Material provided: Begin

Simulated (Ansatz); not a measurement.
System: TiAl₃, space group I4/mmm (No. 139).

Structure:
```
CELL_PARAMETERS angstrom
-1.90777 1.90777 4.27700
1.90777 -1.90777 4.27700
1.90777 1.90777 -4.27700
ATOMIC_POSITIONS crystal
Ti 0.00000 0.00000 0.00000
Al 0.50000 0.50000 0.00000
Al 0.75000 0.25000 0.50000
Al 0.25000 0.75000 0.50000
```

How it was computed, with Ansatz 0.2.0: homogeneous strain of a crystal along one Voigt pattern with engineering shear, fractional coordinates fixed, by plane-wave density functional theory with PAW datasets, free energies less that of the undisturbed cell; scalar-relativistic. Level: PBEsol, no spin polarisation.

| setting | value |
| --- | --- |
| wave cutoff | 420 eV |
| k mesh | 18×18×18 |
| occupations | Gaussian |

Material provided: End

You are asked to transcribe the complete data exactly.

Simulated (Ansatz); not a measurement.
System: TiAl₃, space group I4/mmm (No. 139).

Structure:
```
CELL_PARAMETERS angstrom
-1.90777 1.90777 4.27700
1.90777 -1.90777 4.27700
1.90777 1.90777 -4.27700
ATOMIC_POSITIONS crystal
Ti 0.00000 0.00000 0.00000
Al 0.50000 0.50000 0.00000
Al 0.75000 0.25000 0.50000
Al 0.25000 0.75000 0.50000
```

How it was computed, with Ansatz 0.2.0: homogeneous strain of a crystal along one Voigt pattern with engineering shear, fractional coordinates fixed, by plane-wave density functional theory with PAW datasets, free energies less that of the undisturbed cell; scalar-relativistic. Level: PBEsol, no spin polarisation.

| setting | value |
| --- | --- |
| wave cutoff | 420 eV |
| k mesh | 18×18×18 |
| occupations | Gaussian |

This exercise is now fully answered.